The data Block Start

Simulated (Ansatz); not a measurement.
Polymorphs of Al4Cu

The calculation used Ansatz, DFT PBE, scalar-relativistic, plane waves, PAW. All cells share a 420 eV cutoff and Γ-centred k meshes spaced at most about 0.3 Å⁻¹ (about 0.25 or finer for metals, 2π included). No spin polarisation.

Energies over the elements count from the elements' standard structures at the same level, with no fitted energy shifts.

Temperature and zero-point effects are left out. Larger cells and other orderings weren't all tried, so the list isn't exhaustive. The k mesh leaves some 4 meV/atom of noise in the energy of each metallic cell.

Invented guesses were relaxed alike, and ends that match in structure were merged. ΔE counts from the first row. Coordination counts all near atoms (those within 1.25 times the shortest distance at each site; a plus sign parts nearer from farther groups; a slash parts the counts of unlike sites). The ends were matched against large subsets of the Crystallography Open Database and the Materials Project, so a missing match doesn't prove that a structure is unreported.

The data Block End

Retype the entries one by one, exactly.

Worked solution:
Simulated (Ansatz); not a measurement.
Polymorphs of Al4Cu

The calculation used Ansatz, DFT PBE, scalar-relativistic, plane waves, PAW. All cells share a 420 eV cutoff and Γ-centred k meshes spaced at most about 0.3 Å⁻¹ (about 0.25 or finer for metals, 2π included). No spin polarisation.

Energies over the elements count from the elements' standard structures at the same level, with no fitted energy shifts.

Temperature and zero-point effects are left out. Larger cells and other orderings weren't all tried, so the list isn't exhaustive. The k mesh leaves some 4 meV/atom of noise in the energy of each metallic cell.

Invented guesses were relaxed alike, and ends that match in structure were merged. ΔE counts from the first row. Coordination counts all near atoms (those within 1.25 times the shortest distance at each site; a plus sign parts nearer from farther groups; a slash parts the counts of unlike sites). The ends were matched against large subsets of the Crystallography Open Database and the Materials Project, so a missing match doesn't prove that a structure is unreported.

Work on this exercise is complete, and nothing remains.